-*-
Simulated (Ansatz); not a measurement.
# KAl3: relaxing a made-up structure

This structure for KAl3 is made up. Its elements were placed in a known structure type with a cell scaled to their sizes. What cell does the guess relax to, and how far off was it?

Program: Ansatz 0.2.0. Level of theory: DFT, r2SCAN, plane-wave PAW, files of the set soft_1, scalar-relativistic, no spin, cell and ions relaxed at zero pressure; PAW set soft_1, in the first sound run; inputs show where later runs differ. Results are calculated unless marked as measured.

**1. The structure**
-*-

#### Required action:
Each record above should be transcribed exactly.

#### Answer area:
Simulated (Ansatz); not a measurement.
# KAl3: relaxing a made-up structure

This structure for KAl3 is made up. Its elements were placed in a known structure type with a cell scaled to their sizes. What cell does the guess relax to, and how far off was it?

Program: Ansatz 0.2.0. Level of theory: DFT, r2SCAN, plane-wave PAW, files of the set soft_1, scalar-relativistic, no spin, cell and ions relaxed at zero pressure; PAW set soft_1, in the first sound run; inputs show where later runs differ. Results are calculated unless marked as measured.

**1. The structure**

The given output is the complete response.